*** Opening of EXTRACTED MATERIAL ***

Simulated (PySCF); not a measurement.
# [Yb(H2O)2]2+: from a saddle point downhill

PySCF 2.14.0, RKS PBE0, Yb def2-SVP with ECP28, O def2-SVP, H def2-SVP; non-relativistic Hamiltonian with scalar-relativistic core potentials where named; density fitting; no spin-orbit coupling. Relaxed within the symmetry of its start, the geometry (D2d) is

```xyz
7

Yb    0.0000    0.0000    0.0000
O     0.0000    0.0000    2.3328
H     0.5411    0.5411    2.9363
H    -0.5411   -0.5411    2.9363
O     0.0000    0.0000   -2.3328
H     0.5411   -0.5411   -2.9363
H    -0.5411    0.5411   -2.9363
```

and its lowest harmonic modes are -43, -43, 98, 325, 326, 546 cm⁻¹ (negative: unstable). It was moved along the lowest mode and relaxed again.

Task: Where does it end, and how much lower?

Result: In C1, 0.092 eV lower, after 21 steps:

*** Close of EXTRACTED MATERIAL ***

WORK INSTRUCTION.
Exact reproduction of the lines from the top of the material through the line where "# [Yb(H2O)2]2+: from a saddle point downhill" appears is required, both boundary lines included, with no other output.

EXERCISE OUTPUT.
Simulated (PySCF); not a measurement.
# [Yb(H2O)2]2+: from a saddle point downhill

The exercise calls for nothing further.